[DATA SHOWN Boundary: Start]

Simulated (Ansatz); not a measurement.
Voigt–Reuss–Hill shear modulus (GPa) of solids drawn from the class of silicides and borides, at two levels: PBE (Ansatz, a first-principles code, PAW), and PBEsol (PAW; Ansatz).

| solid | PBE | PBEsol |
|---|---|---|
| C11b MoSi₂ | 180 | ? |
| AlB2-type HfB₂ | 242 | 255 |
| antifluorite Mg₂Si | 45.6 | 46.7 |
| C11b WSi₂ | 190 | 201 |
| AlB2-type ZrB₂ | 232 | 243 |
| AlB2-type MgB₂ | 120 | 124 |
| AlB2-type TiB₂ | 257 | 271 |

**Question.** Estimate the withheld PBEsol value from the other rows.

[DATA SHOWN Boundary: End]

• _REQUIRED ACTION_: With every line kept whole, write out the records again exactly.

• _TASK RESULT_:
Simulated (Ansatz); not a measurement.
Voigt–Reuss–Hill shear modulus (GPa) of solids drawn from the class of silicides and borides, at two levels: PBE (Ansatz, a first-principles code, PAW), and PBEsol (PAW; Ansatz).

| solid | PBE | PBEsol |
|---|---|---|
| C11b MoSi₂ | 180 | ? |
| AlB2-type HfB₂ | 242 | 255 |
| antifluorite Mg₂Si | 45.6 | 46.7 |
| C11b WSi₂ | 190 | 201 |
| AlB2-type ZrB₂ | 232 | 243 |
| AlB2-type MgB₂ | 120 | 124 |
| AlB2-type TiB₂ | 257 | 271 |

**Question.** Estimate the withheld PBEsol value from the other rows.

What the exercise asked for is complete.